Write out the following listing's lines from the one with "A closed system" to the one with "Fig. 1. Equilibrium", exactly, with both included and no others.

* _Source data_:

+--

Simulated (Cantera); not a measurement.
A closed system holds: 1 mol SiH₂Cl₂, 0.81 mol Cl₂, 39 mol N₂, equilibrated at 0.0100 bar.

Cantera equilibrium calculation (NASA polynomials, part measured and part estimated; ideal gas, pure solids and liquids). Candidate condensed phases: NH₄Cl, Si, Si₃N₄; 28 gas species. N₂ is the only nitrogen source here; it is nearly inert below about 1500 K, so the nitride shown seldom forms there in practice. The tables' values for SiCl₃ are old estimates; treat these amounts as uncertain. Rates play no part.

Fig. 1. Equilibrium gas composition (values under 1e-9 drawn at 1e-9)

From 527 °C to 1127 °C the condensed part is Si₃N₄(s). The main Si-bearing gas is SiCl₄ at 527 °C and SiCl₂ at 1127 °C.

+--

* _Response area_:
A closed system holds: 1 mol SiH₂Cl₂, 0.81 mol Cl₂, 39 mol N₂, equilibrated at 0.0100 bar.

Cantera equilibrium calculation (NASA polynomials, part measured and part estimated; ideal gas, pure solids and liquids). Candidate condensed phases: NH₄Cl, Si, Si₃N₄; 28 gas species. N₂ is the only nitrogen source here; it is nearly inert below about 1500 K, so the nitride shown seldom forms there in practice. The tables' values for SiCl₃ are old estimates; treat these amounts as uncertain. Rates play no part.

Fig. 1. Equilibrium gas composition (values under 1e-9 drawn at 1e-9)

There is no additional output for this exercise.